——————

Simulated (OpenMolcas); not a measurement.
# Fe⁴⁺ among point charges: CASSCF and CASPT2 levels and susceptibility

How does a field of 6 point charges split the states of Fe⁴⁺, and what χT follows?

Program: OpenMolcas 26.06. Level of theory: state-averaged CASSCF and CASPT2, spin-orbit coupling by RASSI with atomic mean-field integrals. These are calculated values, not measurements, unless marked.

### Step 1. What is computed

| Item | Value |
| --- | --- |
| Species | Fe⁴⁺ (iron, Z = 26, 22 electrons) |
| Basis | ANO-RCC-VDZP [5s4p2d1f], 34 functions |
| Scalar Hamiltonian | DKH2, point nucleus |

——————

The goal is a faithful transcription of every entry above.

Simulated (OpenMolcas); not a measurement.
# Fe⁴⁺ among point charges: CASSCF and CASPT2 levels and susceptibility

How does a field of 6 point charges split the states of Fe⁴⁺, and what χT follows?

Program: OpenMolcas 26.06. Level of theory: state-averaged CASSCF and CASPT2, spin-orbit coupling by RASSI with atomic mean-field integrals. These are calculated values, not measurements, unless marked.

### Step 1. What is computed

| Item | Value |
| --- | --- |
| Species | Fe⁴⁺ (iron, Z = 26, 22 electrons) |
| Basis | ANO-RCC-VDZP [5s4p2d1f], 34 functions |
| Scalar Hamiltonian | DKH2, point nucleus |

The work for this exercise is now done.